Extracted material:
========================================

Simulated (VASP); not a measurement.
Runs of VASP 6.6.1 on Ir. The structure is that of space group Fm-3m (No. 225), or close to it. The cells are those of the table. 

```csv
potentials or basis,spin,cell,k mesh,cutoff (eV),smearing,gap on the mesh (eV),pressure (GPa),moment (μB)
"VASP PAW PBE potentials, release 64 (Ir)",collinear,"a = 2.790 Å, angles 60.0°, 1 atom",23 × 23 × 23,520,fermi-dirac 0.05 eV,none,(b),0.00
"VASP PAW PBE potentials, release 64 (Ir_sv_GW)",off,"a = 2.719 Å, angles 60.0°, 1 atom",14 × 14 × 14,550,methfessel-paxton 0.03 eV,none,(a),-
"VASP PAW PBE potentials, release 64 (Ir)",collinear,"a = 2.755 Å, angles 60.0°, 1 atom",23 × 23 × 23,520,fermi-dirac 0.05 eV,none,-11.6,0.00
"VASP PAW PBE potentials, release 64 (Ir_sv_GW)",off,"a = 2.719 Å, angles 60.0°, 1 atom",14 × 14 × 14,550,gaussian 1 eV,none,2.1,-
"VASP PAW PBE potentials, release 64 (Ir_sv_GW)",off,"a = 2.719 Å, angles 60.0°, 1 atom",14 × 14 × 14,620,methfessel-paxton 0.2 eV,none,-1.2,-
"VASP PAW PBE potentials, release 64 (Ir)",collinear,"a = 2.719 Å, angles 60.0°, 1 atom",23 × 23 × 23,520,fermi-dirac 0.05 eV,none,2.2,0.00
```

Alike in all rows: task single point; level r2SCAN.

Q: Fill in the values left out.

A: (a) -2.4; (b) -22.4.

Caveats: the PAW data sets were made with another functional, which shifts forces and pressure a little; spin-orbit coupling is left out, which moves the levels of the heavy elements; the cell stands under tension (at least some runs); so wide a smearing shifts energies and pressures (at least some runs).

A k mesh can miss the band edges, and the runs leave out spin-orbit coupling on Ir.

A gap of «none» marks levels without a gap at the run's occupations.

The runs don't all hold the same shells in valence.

========================================

Assigned task: From the top of the listing above, restate each line word for word up to and including the line with "A: (a) -2.4; (b) -22.4."; add nothing else.

Worked solution:
Simulated (VASP); not a measurement.
Runs of VASP 6.6.1 on Ir. The structure is that of space group Fm-3m (No. 225), or close to it. The cells are those of the table. 

```csv
potentials or basis,spin,cell,k mesh,cutoff (eV),smearing,gap on the mesh (eV),pressure (GPa),moment (μB)
"VASP PAW PBE potentials, release 64 (Ir)",collinear,"a = 2.790 Å, angles 60.0°, 1 atom",23 × 23 × 23,520,fermi-dirac 0.05 eV,none,(b),0.00
"VASP PAW PBE potentials, release 64 (Ir_sv_GW)",off,"a = 2.719 Å, angles 60.0°, 1 atom",14 × 14 × 14,550,methfessel-paxton 0.03 eV,none,(a),-
"VASP PAW PBE potentials, release 64 (Ir)",collinear,"a = 2.755 Å, angles 60.0°, 1 atom",23 × 23 × 23,520,fermi-dirac 0.05 eV,none,-11.6,0.00
"VASP PAW PBE potentials, release 64 (Ir_sv_GW)",off,"a = 2.719 Å, angles 60.0°, 1 atom",14 × 14 × 14,550,gaussian 1 eV,none,2.1,-
"VASP PAW PBE potentials, release 64 (Ir_sv_GW)",off,"a = 2.719 Å, angles 60.0°, 1 atom",14 × 14 × 14,620,methfessel-paxton 0.2 eV,none,-1.2,-
"VASP PAW PBE potentials, release 64 (Ir)",collinear,"a = 2.719 Å, angles 60.0°, 1 atom",23 × 23 × 23,520,fermi-dirac 0.05 eV,none,2.2,0.00
```

Alike in all rows: task single point; level r2SCAN.

Q: Fill in the values left out.

A: (a) -2.4; (b) -22.4.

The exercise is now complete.